***** Data listing *****

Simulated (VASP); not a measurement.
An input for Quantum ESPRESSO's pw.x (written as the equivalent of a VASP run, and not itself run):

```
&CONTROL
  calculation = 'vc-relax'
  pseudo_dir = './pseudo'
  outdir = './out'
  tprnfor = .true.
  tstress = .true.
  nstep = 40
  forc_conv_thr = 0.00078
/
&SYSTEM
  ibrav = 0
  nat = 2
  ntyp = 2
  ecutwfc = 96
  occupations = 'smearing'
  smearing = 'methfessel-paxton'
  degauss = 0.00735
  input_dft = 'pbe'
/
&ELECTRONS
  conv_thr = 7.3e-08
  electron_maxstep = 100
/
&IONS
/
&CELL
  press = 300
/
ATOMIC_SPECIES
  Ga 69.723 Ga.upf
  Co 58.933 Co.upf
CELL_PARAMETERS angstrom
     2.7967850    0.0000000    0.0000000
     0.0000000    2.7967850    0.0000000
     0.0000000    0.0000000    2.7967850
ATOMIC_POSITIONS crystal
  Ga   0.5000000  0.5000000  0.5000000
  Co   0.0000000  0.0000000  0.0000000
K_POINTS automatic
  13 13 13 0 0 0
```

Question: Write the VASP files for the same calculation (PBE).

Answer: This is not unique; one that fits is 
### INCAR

*****

- _Task item_
Everything from the first line above up to and including the line that contains "Answer: This is not unique; one that fits is" should be printed exactly; please print only that.

- _Task response_
Simulated (VASP); not a measurement.
An input for Quantum ESPRESSO's pw.x (written as the equivalent of a VASP run, and not itself run):

```
&CONTROL
  calculation = 'vc-relax'
  pseudo_dir = './pseudo'
  outdir = './out'
  tprnfor = .true.
  tstress = .true.
  nstep = 40
  forc_conv_thr = 0.00078
/
&SYSTEM
  ibrav = 0
  nat = 2
  ntyp = 2
  ecutwfc = 96
  occupations = 'smearing'
  smearing = 'methfessel-paxton'
  degauss = 0.00735
  input_dft = 'pbe'
/
&ELECTRONS
  conv_thr = 7.3e-08
  electron_maxstep = 100
/
&IONS
/
&CELL
  press = 300
/
ATOMIC_SPECIES
  Ga 69.723 Ga.upf
  Co 58.933 Co.upf
CELL_PARAMETERS angstrom
     2.7967850    0.0000000    0.0000000
     0.0000000    2.7967850    0.0000000
     0.0000000    0.0000000    2.7967850
ATOMIC_POSITIONS crystal
  Ga   0.5000000  0.5000000  0.5000000
  Co   0.0000000  0.0000000  0.0000000
K_POINTS automatic
  13 13 13 0 0 0
```

Question: Write the VASP files for the same calculation (PBE).

Answer: This is not unique; one that fits is 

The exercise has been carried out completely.